[Opening Provided information section]

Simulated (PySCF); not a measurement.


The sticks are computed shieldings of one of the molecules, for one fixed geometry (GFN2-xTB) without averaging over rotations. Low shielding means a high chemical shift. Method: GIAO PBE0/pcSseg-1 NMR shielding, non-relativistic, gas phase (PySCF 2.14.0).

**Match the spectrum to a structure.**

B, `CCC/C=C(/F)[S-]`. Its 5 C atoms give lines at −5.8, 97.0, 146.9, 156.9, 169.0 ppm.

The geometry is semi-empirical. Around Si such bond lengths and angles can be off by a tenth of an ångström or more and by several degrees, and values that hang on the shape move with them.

[Closing Provided information section]

Activity =>
Your answer should consist only of the lines above between the line holding "to a structure.**" and the line holding "156.9, 169.0 ppm.", inclusive, each transcribed exactly.

Result =>
**Match the spectrum to a structure.**

B, `CCC/C=C(/F)[S-]`. Its 5 C atoms give lines at −5.8, 97.0, 146.9, 156.9, 169.0 ppm.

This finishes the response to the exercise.